### TASK ITEM
Below are the records; output them exactly from the first line through the line with "Question: Which of the two is the end point?", stopping there.

<<<<

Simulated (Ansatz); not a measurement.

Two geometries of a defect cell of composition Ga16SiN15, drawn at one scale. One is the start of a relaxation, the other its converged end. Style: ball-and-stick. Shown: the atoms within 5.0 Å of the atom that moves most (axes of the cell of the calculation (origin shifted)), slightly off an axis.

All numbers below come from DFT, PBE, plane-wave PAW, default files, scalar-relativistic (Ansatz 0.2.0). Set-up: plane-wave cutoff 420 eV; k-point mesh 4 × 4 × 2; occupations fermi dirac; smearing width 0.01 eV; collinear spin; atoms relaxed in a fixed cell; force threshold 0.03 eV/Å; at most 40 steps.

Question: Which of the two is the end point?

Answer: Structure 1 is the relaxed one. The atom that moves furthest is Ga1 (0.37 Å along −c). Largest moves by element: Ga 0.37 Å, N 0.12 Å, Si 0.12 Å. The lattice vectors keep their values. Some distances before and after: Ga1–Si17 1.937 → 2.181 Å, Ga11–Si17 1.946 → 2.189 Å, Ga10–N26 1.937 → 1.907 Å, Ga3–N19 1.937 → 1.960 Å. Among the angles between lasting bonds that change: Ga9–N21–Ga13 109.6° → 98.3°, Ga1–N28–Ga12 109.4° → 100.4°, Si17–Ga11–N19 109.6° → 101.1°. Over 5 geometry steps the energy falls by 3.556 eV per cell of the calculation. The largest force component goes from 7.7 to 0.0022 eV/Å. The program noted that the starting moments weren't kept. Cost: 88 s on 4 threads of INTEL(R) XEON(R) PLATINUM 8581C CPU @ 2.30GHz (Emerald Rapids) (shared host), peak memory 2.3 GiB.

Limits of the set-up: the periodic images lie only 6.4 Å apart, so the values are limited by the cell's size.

>>>>

### EXERCISE RESPONSE
Simulated (Ansatz); not a measurement.

Two geometries of a defect cell of composition Ga16SiN15, drawn at one scale. One is the start of a relaxation, the other its converged end. Style: ball-and-stick. Shown: the atoms within 5.0 Å of the atom that moves most (axes of the cell of the calculation (origin shifted)), slightly off an axis.

All numbers below come from DFT, PBE, plane-wave PAW, default files, scalar-relativistic (Ansatz 0.2.0). Set-up: plane-wave cutoff 420 eV; k-point mesh 4 × 4 × 2; occupations fermi dirac; smearing width 0.01 eV; collinear spin; atoms relaxed in a fixed cell; force threshold 0.03 eV/Å; at most 40 steps.

Question: Which of the two is the end point?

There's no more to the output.